┌─ Supplied records

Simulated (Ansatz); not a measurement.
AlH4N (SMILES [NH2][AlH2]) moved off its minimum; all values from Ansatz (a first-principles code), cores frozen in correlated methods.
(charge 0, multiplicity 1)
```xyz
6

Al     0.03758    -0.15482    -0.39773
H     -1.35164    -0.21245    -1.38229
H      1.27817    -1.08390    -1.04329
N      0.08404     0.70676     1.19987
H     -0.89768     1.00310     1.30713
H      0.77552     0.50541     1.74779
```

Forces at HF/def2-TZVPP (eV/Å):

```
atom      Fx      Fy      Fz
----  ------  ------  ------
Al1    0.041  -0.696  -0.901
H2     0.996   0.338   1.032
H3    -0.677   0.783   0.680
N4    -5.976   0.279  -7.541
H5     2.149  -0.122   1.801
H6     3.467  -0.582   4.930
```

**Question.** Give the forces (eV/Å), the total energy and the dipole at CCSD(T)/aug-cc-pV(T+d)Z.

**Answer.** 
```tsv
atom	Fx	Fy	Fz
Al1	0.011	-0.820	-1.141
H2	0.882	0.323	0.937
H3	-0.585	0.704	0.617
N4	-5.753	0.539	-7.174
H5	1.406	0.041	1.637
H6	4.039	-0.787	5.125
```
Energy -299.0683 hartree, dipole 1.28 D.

└─

* _Action item_: Output the material verbatim.

* _Problem solution_:
Simulated (Ansatz); not a measurement.
AlH4N (SMILES [NH2][AlH2]) moved off its minimum; all values from Ansatz (a first-principles code), cores frozen in correlated methods.
(charge 0, multiplicity 1)
```xyz
6

Al     0.03758    -0.15482    -0.39773
H     -1.35164    -0.21245    -1.38229
H      1.27817    -1.08390    -1.04329
N      0.08404     0.70676     1.19987
H     -0.89768     1.00310     1.30713
H      0.77552     0.50541     1.74779
```

Forces at HF/def2-TZVPP (eV/Å):

```
atom      Fx      Fy      Fz
----  ------  ------  ------
Al1    0.041  -0.696  -0.901
H2     0.996   0.338   1.032
H3    -0.677   0.783   0.680
N4    -5.976   0.279  -7.541
H5     2.149  -0.122   1.801
H6     3.467  -0.582   4.930
```

**Question.** Give the forces (eV/Å), the total energy and the dipole at CCSD(T)/aug-cc-pV(T+d)Z.

**Answer.** 
```tsv
atom	Fx	Fy	Fz
Al1	0.011	-0.820	-1.141
H2	0.882	0.323	0.937
H3	-0.585	0.704	0.617
N4	-5.753	0.539	-7.174
H5	1.406	0.041	1.637
H6	4.039	-0.787	5.125
```
Energy -299.0683 hartree, dipole 1.28 D.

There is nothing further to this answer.